== == ==

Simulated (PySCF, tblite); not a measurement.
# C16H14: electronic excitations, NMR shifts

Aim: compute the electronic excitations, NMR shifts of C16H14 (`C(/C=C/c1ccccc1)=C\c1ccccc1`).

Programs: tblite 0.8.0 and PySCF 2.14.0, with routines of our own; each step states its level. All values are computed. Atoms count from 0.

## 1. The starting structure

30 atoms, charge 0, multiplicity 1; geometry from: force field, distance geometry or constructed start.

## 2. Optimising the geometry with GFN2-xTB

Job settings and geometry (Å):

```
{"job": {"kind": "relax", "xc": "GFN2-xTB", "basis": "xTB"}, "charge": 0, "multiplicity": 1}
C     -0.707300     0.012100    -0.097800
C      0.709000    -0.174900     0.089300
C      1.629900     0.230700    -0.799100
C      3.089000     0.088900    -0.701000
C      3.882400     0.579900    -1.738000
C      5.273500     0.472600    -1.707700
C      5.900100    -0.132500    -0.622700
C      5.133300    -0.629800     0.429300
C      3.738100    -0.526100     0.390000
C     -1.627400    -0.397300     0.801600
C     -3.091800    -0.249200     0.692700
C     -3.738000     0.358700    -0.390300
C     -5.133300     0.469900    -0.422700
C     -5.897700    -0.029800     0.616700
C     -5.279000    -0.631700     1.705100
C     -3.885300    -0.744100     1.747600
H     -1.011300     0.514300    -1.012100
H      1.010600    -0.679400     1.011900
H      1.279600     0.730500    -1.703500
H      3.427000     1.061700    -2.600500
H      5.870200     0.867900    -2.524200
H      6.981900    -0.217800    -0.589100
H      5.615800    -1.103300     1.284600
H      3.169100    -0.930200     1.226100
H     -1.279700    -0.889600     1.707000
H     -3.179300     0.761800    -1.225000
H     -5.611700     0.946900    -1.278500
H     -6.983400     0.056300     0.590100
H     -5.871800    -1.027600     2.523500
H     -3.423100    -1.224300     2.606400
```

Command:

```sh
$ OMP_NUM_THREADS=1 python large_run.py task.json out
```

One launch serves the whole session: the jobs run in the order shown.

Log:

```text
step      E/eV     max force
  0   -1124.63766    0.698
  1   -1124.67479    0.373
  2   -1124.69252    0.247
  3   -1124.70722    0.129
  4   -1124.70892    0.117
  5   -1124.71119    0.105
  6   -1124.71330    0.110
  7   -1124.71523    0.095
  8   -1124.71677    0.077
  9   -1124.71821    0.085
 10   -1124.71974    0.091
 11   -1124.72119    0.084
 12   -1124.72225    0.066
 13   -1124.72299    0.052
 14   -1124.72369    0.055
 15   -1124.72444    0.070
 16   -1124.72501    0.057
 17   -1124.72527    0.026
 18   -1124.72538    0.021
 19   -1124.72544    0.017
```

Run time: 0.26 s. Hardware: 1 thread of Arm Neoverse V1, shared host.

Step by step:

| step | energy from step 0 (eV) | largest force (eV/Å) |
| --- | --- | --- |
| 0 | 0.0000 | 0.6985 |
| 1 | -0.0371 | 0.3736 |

== == ==

(EXERCISE): Please transcribe exactly the lines above from the line that has "Run time: 0.26" up to and including the line that has "0.0000 | 0.6985 |"; no other line belongs in the answer.

(WRITTEN ANSWER):
Run time: 0.26 s. Hardware: 1 thread of Arm Neoverse V1, shared host.

Step by step:

| step | energy from step 0 (eV) | largest force (eV/Å) |
| --- | --- | --- |
| 0 | 0.0000 | 0.6985 |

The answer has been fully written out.